## Brief
Can you quote, word for word, every line from the first line of the records below through the line containing "Task: Which level", and nothing else?

[[ Data for review, beginning ]]

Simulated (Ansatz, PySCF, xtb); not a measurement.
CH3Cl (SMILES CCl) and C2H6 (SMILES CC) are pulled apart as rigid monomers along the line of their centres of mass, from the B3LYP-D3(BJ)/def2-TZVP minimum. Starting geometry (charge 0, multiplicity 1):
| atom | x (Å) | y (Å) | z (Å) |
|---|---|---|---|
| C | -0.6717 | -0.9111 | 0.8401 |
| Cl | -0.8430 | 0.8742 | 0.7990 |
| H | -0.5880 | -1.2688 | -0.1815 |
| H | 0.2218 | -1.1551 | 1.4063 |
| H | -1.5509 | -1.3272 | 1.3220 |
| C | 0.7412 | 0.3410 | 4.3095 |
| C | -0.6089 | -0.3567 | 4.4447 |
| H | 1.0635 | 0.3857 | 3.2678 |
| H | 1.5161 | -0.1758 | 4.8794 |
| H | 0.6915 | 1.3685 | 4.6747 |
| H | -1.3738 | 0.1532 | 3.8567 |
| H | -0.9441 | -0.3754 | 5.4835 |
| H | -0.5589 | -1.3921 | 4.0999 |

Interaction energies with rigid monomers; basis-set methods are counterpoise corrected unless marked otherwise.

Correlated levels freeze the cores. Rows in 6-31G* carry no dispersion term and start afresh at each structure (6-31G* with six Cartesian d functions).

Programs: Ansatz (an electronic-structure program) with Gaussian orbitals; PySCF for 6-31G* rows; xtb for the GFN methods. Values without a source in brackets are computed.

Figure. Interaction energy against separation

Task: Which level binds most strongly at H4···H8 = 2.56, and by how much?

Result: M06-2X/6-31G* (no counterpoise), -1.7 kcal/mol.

[[ Data for review, end ]]

## Solution
Simulated (Ansatz, PySCF, xtb); not a measurement.
CH3Cl (SMILES CCl) and C2H6 (SMILES CC) are pulled apart as rigid monomers along the line of their centres of mass, from the B3LYP-D3(BJ)/def2-TZVP minimum. Starting geometry (charge 0, multiplicity 1):
| atom | x (Å) | y (Å) | z (Å) |
|---|---|---|---|
| C | -0.6717 | -0.9111 | 0.8401 |
| Cl | -0.8430 | 0.8742 | 0.7990 |
| H | -0.5880 | -1.2688 | -0.1815 |
| H | 0.2218 | -1.1551 | 1.4063 |
| H | -1.5509 | -1.3272 | 1.3220 |
| C | 0.7412 | 0.3410 | 4.3095 |
| C | -0.6089 | -0.3567 | 4.4447 |
| H | 1.0635 | 0.3857 | 3.2678 |
| H | 1.5161 | -0.1758 | 4.8794 |
| H | 0.6915 | 1.3685 | 4.6747 |
| H | -1.3738 | 0.1532 | 3.8567 |
| H | -0.9441 | -0.3754 | 5.4835 |
| H | -0.5589 | -1.3921 | 4.0999 |

Interaction energies with rigid monomers; basis-set methods are counterpoise corrected unless marked otherwise.

Correlated levels freeze the cores. Rows in 6-31G* carry no dispersion term and start afresh at each structure (6-31G* with six Cartesian d functions).

Programs: Ansatz (an electronic-structure program) with Gaussian orbitals; PySCF for 6-31G* rows; xtb for the GFN methods. Values without a source in brackets are computed.

Figure. Interaction energy against separation

Task: Which level binds most strongly at H4···H8 = 2.56, and by how much?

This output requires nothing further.